Task item:
Return the lines exactly as they stand, from the first of the material through the line containing "Potentials or basis: VASP".

Information:
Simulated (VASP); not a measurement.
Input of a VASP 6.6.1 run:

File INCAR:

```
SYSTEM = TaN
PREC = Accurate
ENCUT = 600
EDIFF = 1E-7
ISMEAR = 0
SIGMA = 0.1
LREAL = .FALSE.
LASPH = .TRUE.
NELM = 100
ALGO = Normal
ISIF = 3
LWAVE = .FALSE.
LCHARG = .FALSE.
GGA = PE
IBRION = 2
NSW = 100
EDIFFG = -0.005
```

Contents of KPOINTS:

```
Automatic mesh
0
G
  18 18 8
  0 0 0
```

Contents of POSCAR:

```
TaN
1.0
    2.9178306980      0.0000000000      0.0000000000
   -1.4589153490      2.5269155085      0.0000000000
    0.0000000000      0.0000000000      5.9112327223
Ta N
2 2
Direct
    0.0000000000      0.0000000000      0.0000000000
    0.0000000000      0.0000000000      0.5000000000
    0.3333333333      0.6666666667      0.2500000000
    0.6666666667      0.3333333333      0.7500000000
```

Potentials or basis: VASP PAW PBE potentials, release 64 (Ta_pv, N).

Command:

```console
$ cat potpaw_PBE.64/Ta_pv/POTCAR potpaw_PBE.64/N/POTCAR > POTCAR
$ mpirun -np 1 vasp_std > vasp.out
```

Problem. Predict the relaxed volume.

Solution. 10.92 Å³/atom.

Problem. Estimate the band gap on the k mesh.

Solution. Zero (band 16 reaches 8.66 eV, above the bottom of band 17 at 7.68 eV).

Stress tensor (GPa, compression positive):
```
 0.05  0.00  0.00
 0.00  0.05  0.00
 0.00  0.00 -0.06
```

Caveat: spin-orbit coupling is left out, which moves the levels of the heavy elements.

Reply:
Simulated (VASP); not a measurement.
Input of a VASP 6.6.1 run:

File INCAR:

```
SYSTEM = TaN
PREC = Accurate
ENCUT = 600
EDIFF = 1E-7
ISMEAR = 0
SIGMA = 0.1
LREAL = .FALSE.
LASPH = .TRUE.
NELM = 100
ALGO = Normal
ISIF = 3
LWAVE = .FALSE.
LCHARG = .FALSE.
GGA = PE
IBRION = 2
NSW = 100
EDIFFG = -0.005
```

Contents of KPOINTS:

```
Automatic mesh
0
G
  18 18 8
  0 0 0
```

Contents of POSCAR:

```
TaN
1.0
    2.9178306980      0.0000000000      0.0000000000
   -1.4589153490      2.5269155085      0.0000000000
    0.0000000000      0.0000000000      5.9112327223
Ta N
2 2
Direct
    0.0000000000      0.0000000000      0.0000000000
    0.0000000000      0.0000000000      0.5000000000
    0.3333333333      0.6666666667      0.2500000000
    0.6666666667      0.3333333333      0.7500000000
```

Potentials or basis: VASP PAW PBE potentials, release 64 (Ta_pv, N).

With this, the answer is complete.